....
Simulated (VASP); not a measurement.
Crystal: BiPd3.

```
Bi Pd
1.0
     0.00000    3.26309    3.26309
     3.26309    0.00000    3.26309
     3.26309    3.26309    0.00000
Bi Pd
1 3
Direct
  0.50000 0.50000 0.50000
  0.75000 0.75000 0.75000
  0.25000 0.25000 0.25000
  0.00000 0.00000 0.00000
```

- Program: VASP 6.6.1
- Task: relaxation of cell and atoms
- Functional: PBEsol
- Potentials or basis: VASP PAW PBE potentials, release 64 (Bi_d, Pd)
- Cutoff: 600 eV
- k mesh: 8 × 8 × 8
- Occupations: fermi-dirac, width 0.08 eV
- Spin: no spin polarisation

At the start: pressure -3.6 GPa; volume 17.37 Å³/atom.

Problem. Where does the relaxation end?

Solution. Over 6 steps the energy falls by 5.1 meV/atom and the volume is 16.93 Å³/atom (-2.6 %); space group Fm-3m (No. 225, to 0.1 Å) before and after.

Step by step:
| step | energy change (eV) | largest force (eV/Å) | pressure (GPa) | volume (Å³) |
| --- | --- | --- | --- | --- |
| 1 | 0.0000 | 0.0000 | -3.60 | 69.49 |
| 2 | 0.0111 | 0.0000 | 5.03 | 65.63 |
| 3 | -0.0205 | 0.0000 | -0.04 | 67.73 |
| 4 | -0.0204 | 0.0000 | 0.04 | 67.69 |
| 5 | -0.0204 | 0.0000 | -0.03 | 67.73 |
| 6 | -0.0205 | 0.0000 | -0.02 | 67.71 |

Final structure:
....

Transcribe the material above in its entirety. Match it exactly.

EXERCISE OUTPUT »
Simulated (VASP); not a measurement.
Crystal: BiPd3.

```
Bi Pd
1.0
     0.00000    3.26309    3.26309
     3.26309    0.00000    3.26309
     3.26309    3.26309    0.00000
Bi Pd
1 3
Direct
  0.50000 0.50000 0.50000
  0.75000 0.75000 0.75000
  0.25000 0.25000 0.25000
  0.00000 0.00000 0.00000
```

- Program: VASP 6.6.1
- Task: relaxation of cell and atoms
- Functional: PBEsol
- Potentials or basis: VASP PAW PBE potentials, release 64 (Bi_d, Pd)
- Cutoff: 600 eV
- k mesh: 8 × 8 × 8
- Occupations: fermi-dirac, width 0.08 eV
- Spin: no spin polarisation

At the start: pressure -3.6 GPa; volume 17.37 Å³/atom.

Problem. Where does the relaxation end?

Solution. Over 6 steps the energy falls by 5.1 meV/atom and the volume is 16.93 Å³/atom (-2.6 %); space group Fm-3m (No. 225, to 0.1 Å) before and after.

Step by step:
| step | energy change (eV) | largest force (eV/Å) | pressure (GPa) | volume (Å³) |
| --- | --- | --- | --- | --- |
| 1 | 0.0000 | 0.0000 | -3.60 | 69.49 |
| 2 | 0.0111 | 0.0000 | 5.03 | 65.63 |
| 3 | -0.0205 | 0.0000 | -0.04 | 67.73 |
| 4 | -0.0204 | 0.0000 | 0.04 | 67.69 |
| 5 | -0.0204 | 0.0000 | -0.03 | 67.73 |
| 6 | -0.0205 | 0.0000 | -0.02 | 67.71 |

Final structure:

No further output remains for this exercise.